## Data listing
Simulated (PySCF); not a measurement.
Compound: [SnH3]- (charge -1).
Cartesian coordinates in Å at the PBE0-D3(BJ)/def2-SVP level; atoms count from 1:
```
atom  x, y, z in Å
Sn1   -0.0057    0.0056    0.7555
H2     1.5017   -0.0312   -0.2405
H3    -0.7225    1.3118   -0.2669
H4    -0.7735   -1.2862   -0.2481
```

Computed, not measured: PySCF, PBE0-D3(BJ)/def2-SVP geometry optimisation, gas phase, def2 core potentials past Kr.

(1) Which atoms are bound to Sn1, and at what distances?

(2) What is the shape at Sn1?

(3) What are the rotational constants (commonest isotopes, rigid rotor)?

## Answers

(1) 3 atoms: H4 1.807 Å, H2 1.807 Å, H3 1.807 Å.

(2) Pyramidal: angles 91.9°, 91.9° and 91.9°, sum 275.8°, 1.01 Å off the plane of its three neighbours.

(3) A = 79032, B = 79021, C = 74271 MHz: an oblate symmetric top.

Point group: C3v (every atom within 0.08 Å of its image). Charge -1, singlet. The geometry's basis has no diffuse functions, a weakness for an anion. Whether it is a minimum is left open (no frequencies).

## Work item
Starting with the first line of the data above, copy each line exactly until you reach the line with "(3) A = 79032, B"; include that line as well.

## Task answer
Simulated (PySCF); not a measurement.
Compound: [SnH3]- (charge -1).
Cartesian coordinates in Å at the PBE0-D3(BJ)/def2-SVP level; atoms count from 1:
```
atom  x, y, z in Å
Sn1   -0.0057    0.0056    0.7555
H2     1.5017   -0.0312   -0.2405
H3    -0.7225    1.3118   -0.2669
H4    -0.7735   -1.2862   -0.2481
```

Computed, not measured: PySCF, PBE0-D3(BJ)/def2-SVP geometry optimisation, gas phase, def2 core potentials past Kr.

(1) Which atoms are bound to Sn1, and at what distances?

(2) What is the shape at Sn1?

(3) What are the rotational constants (commonest isotopes, rigid rotor)?

## Answers

(1) 3 atoms: H4 1.807 Å, H2 1.807 Å, H3 1.807 Å.

(2) Pyramidal: angles 91.9°, 91.9° and 91.9°, sum 275.8°, 1.01 Å off the plane of its three neighbours.

(3) A = 79032, B = 79021, C = 74271 MHz: an oblate symmetric top.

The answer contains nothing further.